| Task item |
Reproduce the first line of the material below and each line after it, exactly, through the line containing "Answer: B (0.0), A (0.3), C (27.8).", and give nothing more.

| Information |
▬▬▬▬▬▬
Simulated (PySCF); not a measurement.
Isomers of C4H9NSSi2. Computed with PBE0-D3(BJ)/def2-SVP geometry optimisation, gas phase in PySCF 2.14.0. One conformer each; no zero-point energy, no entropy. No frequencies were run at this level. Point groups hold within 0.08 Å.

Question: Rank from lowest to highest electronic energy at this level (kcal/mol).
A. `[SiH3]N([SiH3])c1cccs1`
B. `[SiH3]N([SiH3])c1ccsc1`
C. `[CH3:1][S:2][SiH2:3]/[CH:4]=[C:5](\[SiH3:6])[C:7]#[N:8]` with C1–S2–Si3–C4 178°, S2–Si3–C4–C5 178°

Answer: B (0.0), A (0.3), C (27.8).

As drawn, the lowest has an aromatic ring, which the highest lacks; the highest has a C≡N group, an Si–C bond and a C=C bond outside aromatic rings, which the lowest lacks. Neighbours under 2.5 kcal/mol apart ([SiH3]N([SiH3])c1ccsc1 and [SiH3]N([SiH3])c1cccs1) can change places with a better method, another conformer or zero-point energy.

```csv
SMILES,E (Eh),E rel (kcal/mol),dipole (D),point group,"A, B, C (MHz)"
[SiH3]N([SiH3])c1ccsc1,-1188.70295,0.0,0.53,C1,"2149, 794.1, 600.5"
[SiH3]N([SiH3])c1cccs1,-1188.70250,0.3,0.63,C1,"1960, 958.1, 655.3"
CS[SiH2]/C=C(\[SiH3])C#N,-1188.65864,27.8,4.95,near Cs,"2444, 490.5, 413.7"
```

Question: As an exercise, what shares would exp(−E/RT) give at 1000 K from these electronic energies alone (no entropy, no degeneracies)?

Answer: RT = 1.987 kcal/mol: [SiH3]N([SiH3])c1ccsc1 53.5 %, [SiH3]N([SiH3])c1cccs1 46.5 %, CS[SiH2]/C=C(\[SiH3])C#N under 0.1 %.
▬▬▬▬▬▬

| Task response |
Simulated (PySCF); not a measurement.
Isomers of C4H9NSSi2. Computed with PBE0-D3(BJ)/def2-SVP geometry optimisation, gas phase in PySCF 2.14.0. One conformer each; no zero-point energy, no entropy. No frequencies were run at this level. Point groups hold within 0.08 Å.

Question: Rank from lowest to highest electronic energy at this level (kcal/mol).
A. `[SiH3]N([SiH3])c1cccs1`
B. `[SiH3]N([SiH3])c1ccsc1`
C. `[CH3:1][S:2][SiH2:3]/[CH:4]=[C:5](\[SiH3:6])[C:7]#[N:8]` with C1–S2–Si3–C4 178°, S2–Si3–C4–C5 178°

Answer: B (0.0), A (0.3), C (27.8).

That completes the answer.